▶ [Required action]: Below are several records. Retype exactly those lines running from the one with "Hardware: 1 thread" through the one with "Problem. Estimate the wall time of this run.", end lines included, and no others.

▶ [Information shown]:
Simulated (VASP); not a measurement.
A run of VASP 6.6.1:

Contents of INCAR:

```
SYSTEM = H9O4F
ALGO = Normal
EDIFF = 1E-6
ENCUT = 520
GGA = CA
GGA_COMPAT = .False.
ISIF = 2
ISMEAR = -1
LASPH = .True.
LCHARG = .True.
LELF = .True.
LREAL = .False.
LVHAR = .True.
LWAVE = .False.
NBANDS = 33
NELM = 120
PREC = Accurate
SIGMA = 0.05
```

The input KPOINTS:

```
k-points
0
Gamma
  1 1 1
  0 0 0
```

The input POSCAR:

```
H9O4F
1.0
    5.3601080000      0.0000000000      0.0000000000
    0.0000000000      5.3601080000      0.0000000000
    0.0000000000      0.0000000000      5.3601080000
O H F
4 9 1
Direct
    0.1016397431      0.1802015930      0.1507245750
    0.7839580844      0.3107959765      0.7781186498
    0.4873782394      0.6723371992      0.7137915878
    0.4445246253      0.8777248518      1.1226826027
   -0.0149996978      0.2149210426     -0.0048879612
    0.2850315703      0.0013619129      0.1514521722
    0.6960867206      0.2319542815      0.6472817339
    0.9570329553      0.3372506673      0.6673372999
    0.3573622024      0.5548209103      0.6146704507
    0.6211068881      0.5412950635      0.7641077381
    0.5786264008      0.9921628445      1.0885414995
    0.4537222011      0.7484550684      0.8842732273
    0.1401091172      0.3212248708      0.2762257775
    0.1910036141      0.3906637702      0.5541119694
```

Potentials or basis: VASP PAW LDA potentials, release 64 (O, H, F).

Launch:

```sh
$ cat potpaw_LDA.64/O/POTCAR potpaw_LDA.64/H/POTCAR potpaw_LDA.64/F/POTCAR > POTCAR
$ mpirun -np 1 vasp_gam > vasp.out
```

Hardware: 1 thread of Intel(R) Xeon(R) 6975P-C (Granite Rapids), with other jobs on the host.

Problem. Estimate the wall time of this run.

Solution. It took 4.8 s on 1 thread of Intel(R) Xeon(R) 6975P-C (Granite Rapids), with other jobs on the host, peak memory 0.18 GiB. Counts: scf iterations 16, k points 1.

▶ [Exercise result]:
Hardware: 1 thread of Intel(R) Xeon(R) 6975P-C (Granite Rapids), with other jobs on the host.

Problem. Estimate the wall time of this run.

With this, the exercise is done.